_WORK REQUEST_
Everything from the first line of the records below through the line containing "Computed with Ansatz's Python interface." is to be retyped exactly; leave out the rest.

_RAW DATA_
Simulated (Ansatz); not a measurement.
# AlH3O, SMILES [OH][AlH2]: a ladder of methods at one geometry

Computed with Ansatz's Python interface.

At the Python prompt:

_EXERCISE OUTPUT_
Simulated (Ansatz); not a measurement.
# AlH3O, SMILES [OH][AlH2]: a ladder of methods at one geometry

Computed with Ansatz's Python interface.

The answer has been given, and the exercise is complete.